### Data excerpts
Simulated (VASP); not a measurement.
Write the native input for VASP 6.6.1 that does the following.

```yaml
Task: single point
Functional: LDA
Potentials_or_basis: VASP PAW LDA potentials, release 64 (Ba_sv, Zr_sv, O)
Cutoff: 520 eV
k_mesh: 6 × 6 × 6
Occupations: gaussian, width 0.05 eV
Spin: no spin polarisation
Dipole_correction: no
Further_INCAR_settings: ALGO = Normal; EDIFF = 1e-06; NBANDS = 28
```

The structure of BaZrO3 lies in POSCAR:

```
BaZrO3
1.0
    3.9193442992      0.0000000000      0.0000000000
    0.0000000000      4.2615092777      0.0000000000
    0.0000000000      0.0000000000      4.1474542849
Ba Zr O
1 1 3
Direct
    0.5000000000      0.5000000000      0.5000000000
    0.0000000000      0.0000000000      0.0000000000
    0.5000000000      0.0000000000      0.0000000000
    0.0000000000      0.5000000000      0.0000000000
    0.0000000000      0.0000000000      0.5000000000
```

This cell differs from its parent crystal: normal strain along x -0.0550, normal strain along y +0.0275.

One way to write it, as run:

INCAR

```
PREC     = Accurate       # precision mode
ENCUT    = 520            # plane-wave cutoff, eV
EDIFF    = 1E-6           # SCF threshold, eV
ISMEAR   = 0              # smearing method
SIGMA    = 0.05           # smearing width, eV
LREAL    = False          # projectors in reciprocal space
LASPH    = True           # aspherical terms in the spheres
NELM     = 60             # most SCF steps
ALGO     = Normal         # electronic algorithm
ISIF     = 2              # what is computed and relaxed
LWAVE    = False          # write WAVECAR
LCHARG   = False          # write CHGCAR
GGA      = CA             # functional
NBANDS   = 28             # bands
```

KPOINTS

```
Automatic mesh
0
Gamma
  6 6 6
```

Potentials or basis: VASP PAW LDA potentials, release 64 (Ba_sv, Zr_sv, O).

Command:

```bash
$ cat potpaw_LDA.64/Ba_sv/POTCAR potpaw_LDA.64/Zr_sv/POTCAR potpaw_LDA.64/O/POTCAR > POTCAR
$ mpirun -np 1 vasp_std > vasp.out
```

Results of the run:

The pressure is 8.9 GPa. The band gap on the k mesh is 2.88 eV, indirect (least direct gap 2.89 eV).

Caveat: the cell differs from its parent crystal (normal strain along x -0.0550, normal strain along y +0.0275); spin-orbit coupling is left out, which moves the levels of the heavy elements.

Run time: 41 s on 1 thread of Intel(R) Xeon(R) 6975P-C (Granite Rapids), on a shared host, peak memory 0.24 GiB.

### Assignment
Each line of the records above, from the first through the one containing "Results of the", is to be retyped exactly; no other line belongs.

### Task answer
Simulated (VASP); not a measurement.
Write the native input for VASP 6.6.1 that does the following.

```yaml
Task: single point
Functional: LDA
Potentials_or_basis: VASP PAW LDA potentials, release 64 (Ba_sv, Zr_sv, O)
Cutoff: 520 eV
k_mesh: 6 × 6 × 6
Occupations: gaussian, width 0.05 eV
Spin: no spin polarisation
Dipole_correction: no
Further_INCAR_settings: ALGO = Normal; EDIFF = 1e-06; NBANDS = 28
```

The structure of BaZrO3 lies in POSCAR:

```
BaZrO3
1.0
    3.9193442992      0.0000000000      0.0000000000
    0.0000000000      4.2615092777      0.0000000000
    0.0000000000      0.0000000000      4.1474542849
Ba Zr O
1 1 3
Direct
    0.5000000000      0.5000000000      0.5000000000
    0.0000000000      0.0000000000      0.0000000000
    0.5000000000      0.0000000000      0.0000000000
    0.0000000000      0.5000000000      0.0000000000
    0.0000000000      0.0000000000      0.5000000000
```

This cell differs from its parent crystal: normal strain along x -0.0550, normal strain along y +0.0275.

One way to write it, as run:

INCAR

```
PREC     = Accurate       # precision mode
ENCUT    = 520            # plane-wave cutoff, eV
EDIFF    = 1E-6           # SCF threshold, eV
ISMEAR   = 0              # smearing method
SIGMA    = 0.05           # smearing width, eV
LREAL    = False          # projectors in reciprocal space
LASPH    = True           # aspherical terms in the spheres
NELM     = 60             # most SCF steps
ALGO     = Normal         # electronic algorithm
ISIF     = 2              # what is computed and relaxed
LWAVE    = False          # write WAVECAR
LCHARG   = False          # write CHGCAR
GGA      = CA             # functional
NBANDS   = 28             # bands
```

KPOINTS

```
Automatic mesh
0
Gamma
  6 6 6
```

Potentials or basis: VASP PAW LDA potentials, release 64 (Ba_sv, Zr_sv, O).

Command:

```bash
$ cat potpaw_LDA.64/Ba_sv/POTCAR potpaw_LDA.64/Zr_sv/POTCAR potpaw_LDA.64/O/POTCAR > POTCAR
$ mpirun -np 1 vasp_std > vasp.out
```

Results of the run:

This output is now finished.